● Brief: The lines to reproduce from the material below are those from the one containing "-0.549 | -0.101 |" through the one containing "-0.450 | -0.120 |", both included; write them out exactly and add nothing.

● Entries supplied:
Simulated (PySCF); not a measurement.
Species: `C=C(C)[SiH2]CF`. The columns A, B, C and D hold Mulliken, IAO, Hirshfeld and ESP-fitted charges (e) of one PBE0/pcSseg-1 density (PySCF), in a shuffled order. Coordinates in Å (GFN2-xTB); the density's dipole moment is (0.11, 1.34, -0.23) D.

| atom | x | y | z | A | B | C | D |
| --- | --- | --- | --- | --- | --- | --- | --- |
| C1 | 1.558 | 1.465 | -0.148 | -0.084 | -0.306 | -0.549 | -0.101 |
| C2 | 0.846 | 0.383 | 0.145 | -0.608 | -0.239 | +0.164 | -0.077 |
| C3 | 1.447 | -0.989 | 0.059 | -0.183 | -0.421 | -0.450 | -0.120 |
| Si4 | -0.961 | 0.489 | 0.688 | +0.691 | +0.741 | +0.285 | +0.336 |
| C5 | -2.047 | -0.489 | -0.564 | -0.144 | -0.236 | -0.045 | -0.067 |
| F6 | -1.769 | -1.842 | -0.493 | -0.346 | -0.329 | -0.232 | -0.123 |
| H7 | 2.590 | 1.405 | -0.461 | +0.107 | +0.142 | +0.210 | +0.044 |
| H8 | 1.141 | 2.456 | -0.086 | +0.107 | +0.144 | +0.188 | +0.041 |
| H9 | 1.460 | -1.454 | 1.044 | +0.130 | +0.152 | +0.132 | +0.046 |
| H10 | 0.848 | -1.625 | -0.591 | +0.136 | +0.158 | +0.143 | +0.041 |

● Written solution:
| C1 | 1.558 | 1.465 | -0.148 | -0.084 | -0.306 | -0.549 | -0.101 |
| C2 | 0.846 | 0.383 | 0.145 | -0.608 | -0.239 | +0.164 | -0.077 |
| C3 | 1.447 | -0.989 | 0.059 | -0.183 | -0.421 | -0.450 | -0.120 |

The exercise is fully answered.